++++++++

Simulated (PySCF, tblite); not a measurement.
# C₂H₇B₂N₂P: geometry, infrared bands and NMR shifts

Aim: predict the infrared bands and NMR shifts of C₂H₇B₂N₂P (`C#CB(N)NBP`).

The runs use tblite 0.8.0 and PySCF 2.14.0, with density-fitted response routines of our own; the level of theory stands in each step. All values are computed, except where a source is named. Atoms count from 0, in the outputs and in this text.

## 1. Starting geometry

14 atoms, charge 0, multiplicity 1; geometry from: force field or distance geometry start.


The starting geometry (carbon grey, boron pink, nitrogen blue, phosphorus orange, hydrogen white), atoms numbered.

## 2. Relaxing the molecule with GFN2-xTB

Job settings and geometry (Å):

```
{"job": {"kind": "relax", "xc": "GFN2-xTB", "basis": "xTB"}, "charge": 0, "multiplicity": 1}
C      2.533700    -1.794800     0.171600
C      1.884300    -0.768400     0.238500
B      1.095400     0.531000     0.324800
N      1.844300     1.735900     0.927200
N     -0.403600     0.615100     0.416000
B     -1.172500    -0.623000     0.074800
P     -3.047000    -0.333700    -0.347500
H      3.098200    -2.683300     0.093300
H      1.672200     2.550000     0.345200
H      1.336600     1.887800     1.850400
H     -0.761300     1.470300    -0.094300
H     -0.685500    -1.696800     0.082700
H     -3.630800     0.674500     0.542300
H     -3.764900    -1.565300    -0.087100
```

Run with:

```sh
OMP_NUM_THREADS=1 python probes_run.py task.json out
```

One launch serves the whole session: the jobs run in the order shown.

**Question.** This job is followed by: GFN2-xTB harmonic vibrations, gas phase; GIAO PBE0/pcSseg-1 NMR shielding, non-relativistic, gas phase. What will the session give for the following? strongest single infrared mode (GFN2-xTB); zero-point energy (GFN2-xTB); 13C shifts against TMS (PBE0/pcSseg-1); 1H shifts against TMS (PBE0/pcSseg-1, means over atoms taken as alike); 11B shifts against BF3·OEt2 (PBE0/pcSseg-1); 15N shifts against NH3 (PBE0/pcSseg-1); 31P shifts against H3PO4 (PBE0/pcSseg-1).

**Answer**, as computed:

++++++++

Work instruction: Please give again only the lines from the start of the material through the line holding "Aim: predict the", exactly as they are written.

Exercise answer:
Simulated (PySCF, tblite); not a measurement.
# C₂H₇B₂N₂P: geometry, infrared bands and NMR shifts

Aim: predict the infrared bands and NMR shifts of C₂H₇B₂N₂P (`C#CB(N)NBP`).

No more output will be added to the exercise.